● **EXERCISE**
Nothing but the lines from the top of the following entries through the line with "with changed settings**" should be printed, exactly as they are.

● **THE DATA**
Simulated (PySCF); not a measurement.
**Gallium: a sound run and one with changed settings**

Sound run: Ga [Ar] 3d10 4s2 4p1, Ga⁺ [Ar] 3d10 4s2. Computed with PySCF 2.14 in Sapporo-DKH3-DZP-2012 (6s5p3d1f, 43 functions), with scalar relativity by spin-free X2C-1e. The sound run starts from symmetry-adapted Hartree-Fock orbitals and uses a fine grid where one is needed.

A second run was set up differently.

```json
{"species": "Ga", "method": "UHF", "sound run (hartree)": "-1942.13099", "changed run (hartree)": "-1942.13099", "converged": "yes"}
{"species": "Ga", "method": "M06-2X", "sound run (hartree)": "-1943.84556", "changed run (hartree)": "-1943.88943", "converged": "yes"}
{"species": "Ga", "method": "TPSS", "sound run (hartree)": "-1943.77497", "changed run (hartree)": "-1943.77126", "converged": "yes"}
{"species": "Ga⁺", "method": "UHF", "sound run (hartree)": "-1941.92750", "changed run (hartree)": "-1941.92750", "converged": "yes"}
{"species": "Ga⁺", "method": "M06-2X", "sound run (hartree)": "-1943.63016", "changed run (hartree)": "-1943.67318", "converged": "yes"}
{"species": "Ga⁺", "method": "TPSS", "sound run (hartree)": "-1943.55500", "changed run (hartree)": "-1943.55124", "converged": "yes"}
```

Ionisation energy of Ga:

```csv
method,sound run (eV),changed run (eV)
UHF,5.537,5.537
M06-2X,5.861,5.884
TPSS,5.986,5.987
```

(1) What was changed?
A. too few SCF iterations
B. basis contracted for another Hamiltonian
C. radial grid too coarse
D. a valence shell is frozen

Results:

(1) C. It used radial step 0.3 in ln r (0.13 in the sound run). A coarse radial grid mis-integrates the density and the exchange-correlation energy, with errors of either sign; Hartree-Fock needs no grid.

● **TASK OUTPUT**
Simulated (PySCF); not a measurement.
**Gallium: a sound run and one with changed settings**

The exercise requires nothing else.